• **Work order**
The records below must be copied out completely and exactly.

• **Record excerpts**
•••
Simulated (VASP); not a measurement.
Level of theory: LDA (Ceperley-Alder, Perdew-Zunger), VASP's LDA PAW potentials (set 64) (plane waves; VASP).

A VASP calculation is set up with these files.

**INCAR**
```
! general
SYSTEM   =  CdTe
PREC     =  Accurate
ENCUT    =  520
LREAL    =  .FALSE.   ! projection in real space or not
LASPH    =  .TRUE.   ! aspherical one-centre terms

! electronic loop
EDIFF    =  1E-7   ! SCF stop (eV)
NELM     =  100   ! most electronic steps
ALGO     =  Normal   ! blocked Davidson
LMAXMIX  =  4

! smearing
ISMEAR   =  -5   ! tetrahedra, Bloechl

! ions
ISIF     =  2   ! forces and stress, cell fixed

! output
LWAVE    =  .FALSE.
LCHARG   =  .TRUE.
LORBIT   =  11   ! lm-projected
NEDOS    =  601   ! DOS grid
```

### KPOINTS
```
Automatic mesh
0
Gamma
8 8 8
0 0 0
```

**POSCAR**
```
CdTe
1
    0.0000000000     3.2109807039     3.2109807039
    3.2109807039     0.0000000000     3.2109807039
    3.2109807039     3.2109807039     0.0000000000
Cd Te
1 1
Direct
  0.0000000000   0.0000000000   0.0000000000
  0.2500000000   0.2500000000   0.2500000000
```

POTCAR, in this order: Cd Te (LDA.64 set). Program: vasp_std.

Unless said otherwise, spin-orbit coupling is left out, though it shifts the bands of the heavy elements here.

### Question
•••

• **Solution**
Simulated (VASP); not a measurement.
Level of theory: LDA (Ceperley-Alder, Perdew-Zunger), VASP's LDA PAW potentials (set 64) (plane waves; VASP).

A VASP calculation is set up with these files.

**INCAR**
```
! general
SYSTEM   =  CdTe
PREC     =  Accurate
ENCUT    =  520
LREAL    =  .FALSE.   ! projection in real space or not
LASPH    =  .TRUE.   ! aspherical one-centre terms

! electronic loop
EDIFF    =  1E-7   ! SCF stop (eV)
NELM     =  100   ! most electronic steps
ALGO     =  Normal   ! blocked Davidson
LMAXMIX  =  4

! smearing
ISMEAR   =  -5   ! tetrahedra, Bloechl

! ions
ISIF     =  2   ! forces and stress, cell fixed

! output
LWAVE    =  .FALSE.
LCHARG   =  .TRUE.
LORBIT   =  11   ! lm-projected
NEDOS    =  601   ! DOS grid
```

### KPOINTS
```
Automatic mesh
0
Gamma
8 8 8
0 0 0
```

**POSCAR**
```
CdTe
1
    0.0000000000     3.2109807039     3.2109807039
    3.2109807039     0.0000000000     3.2109807039
    3.2109807039     3.2109807039     0.0000000000
Cd Te
1 1
Direct
  0.0000000000   0.0000000000   0.0000000000
  0.2500000000   0.2500000000   0.2500000000
```

POTCAR, in this order: Cd Te (LDA.64 set). Program: vasp_std.

Unless said otherwise, spin-orbit coupling is left out, though it shifts the bands of the heavy elements here.

### Question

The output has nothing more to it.